-- INPUT DATA follows --

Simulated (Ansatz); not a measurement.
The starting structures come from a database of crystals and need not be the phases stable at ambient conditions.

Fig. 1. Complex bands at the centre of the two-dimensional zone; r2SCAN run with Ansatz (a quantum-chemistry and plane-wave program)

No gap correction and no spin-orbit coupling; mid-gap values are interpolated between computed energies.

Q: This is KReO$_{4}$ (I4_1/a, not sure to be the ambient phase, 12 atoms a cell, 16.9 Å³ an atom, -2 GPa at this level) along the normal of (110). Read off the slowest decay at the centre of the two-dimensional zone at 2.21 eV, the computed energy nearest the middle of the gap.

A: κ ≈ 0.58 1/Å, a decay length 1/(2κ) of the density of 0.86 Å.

-- INPUT DATA concluded --

• _REQUIREMENT_: Write each entry out again, exactly as it reads above.

• _EXERCISE RESULT_:
Simulated (Ansatz); not a measurement.
The starting structures come from a database of crystals and need not be the phases stable at ambient conditions.

Fig. 1. Complex bands at the centre of the two-dimensional zone; r2SCAN run with Ansatz (a quantum-chemistry and plane-wave program)

No gap correction and no spin-orbit coupling; mid-gap values are interpolated between computed energies.

Q: This is KReO$_{4}$ (I4_1/a, not sure to be the ambient phase, 12 atoms a cell, 16.9 Å³ an atom, -2 GPa at this level) along the normal of (110). Read off the slowest decay at the centre of the two-dimensional zone at 2.21 eV, the computed energy nearest the middle of the gap.

A: κ ≈ 0.58 1/Å, a decay length 1/(2κ) of the density of 0.86 Å.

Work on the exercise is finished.